> [Exercise data]
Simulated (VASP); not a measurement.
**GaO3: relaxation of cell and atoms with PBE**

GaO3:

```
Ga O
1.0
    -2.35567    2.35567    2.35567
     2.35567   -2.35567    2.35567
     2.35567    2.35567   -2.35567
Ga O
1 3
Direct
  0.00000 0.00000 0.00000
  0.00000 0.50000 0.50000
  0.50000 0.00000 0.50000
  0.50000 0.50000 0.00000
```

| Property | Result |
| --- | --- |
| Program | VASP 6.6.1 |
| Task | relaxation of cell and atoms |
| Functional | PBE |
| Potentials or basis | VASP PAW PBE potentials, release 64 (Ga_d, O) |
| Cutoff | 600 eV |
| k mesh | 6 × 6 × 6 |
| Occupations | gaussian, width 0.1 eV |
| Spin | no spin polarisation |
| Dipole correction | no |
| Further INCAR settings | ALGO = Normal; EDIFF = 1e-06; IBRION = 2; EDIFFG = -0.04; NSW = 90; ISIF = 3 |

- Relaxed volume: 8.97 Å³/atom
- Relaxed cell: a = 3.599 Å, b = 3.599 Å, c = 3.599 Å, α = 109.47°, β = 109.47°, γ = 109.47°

> [Action item] Using the exact wording, write out all of the records.

> [Your solution]
Simulated (VASP); not a measurement.
**GaO3: relaxation of cell and atoms with PBE**

GaO3:

```
Ga O
1.0
    -2.35567    2.35567    2.35567
     2.35567   -2.35567    2.35567
     2.35567    2.35567   -2.35567
Ga O
1 3
Direct
  0.00000 0.00000 0.00000
  0.00000 0.50000 0.50000
  0.50000 0.00000 0.50000
  0.50000 0.50000 0.00000
```

| Property | Result |
| --- | --- |
| Program | VASP 6.6.1 |
| Task | relaxation of cell and atoms |
| Functional | PBE |
| Potentials or basis | VASP PAW PBE potentials, release 64 (Ga_d, O) |
| Cutoff | 600 eV |
| k mesh | 6 × 6 × 6 |
| Occupations | gaussian, width 0.1 eV |
| Spin | no spin polarisation |
| Dipole correction | no |
| Further INCAR settings | ALGO = Normal; EDIFF = 1e-06; IBRION = 2; EDIFFG = -0.04; NSW = 90; ISIF = 3 |

- Relaxed volume: 8.97 Å³/atom
- Relaxed cell: a = 3.599 Å, b = 3.599 Å, c = 3.599 Å, α = 109.47°, β = 109.47°, γ = 109.47°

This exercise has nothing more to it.